________
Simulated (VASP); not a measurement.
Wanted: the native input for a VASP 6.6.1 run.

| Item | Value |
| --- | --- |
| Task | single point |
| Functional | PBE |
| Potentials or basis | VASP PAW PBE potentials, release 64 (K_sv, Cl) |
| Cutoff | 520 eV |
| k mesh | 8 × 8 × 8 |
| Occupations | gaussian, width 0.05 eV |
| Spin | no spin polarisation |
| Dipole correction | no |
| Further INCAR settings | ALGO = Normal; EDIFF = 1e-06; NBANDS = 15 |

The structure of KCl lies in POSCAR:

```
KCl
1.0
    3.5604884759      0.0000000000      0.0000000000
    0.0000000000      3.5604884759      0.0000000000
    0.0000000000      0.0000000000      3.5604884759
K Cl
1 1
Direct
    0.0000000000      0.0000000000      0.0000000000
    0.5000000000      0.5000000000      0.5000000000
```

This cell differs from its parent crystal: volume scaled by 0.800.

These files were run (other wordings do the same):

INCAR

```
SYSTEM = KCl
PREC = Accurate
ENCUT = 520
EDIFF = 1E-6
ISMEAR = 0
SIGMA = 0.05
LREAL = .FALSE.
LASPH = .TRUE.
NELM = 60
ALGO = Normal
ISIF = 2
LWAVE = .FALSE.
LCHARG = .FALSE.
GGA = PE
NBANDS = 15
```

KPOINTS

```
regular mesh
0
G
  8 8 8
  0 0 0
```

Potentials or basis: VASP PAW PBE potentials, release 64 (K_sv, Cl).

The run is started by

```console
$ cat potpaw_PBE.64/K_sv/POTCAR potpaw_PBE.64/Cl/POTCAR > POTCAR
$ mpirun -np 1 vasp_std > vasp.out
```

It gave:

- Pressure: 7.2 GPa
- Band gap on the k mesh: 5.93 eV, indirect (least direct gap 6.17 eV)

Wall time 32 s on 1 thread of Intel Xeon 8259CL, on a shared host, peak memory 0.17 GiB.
________

*Brief*
Return exactly, and only, the lines above starting at the line that contains "Potentials or basis: VASP" and ending at the line that contains "- Band gap on".

*Written reply*
Potentials or basis: VASP PAW PBE potentials, release 64 (K_sv, Cl).

The run is started by

```console
$ cat potpaw_PBE.64/K_sv/POTCAR potpaw_PBE.64/Cl/POTCAR > POTCAR
$ mpirun -np 1 vasp_std > vasp.out
```

It gave:

- Pressure: 7.2 GPa
- Band gap on the k mesh: 5.93 eV, indirect (least direct gap 6.17 eV)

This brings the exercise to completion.